Set every record down again, identical to the original.

Study material:
[Start of section]
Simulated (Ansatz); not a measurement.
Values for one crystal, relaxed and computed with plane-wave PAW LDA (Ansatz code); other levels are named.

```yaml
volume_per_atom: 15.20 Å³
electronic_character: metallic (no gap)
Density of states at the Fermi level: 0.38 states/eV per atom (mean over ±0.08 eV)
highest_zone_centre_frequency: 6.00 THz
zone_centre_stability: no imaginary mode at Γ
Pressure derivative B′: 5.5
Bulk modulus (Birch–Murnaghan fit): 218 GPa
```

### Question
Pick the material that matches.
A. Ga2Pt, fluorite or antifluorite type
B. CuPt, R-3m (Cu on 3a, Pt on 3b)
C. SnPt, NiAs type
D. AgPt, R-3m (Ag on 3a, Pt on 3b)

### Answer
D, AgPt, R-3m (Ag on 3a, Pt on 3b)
[End of section]

Response area:
Simulated (Ansatz); not a measurement.
Values for one crystal, relaxed and computed with plane-wave PAW LDA (Ansatz code); other levels are named.

```yaml
volume_per_atom: 15.20 Å³
electronic_character: metallic (no gap)
Density of states at the Fermi level: 0.38 states/eV per atom (mean over ±0.08 eV)
highest_zone_centre_frequency: 6.00 THz
zone_centre_stability: no imaginary mode at Γ
Pressure derivative B′: 5.5
Bulk modulus (Birch–Murnaghan fit): 218 GPa
```

### Question
Pick the material that matches.
A. Ga2Pt, fluorite or antifluorite type
B. CuPt, R-3m (Cu on 3a, Pt on 3b)
C. SnPt, NiAs type
D. AgPt, R-3m (Ag on 3a, Pt on 3b)

### Answer
D, AgPt, R-3m (Ag on 3a, Pt on 3b)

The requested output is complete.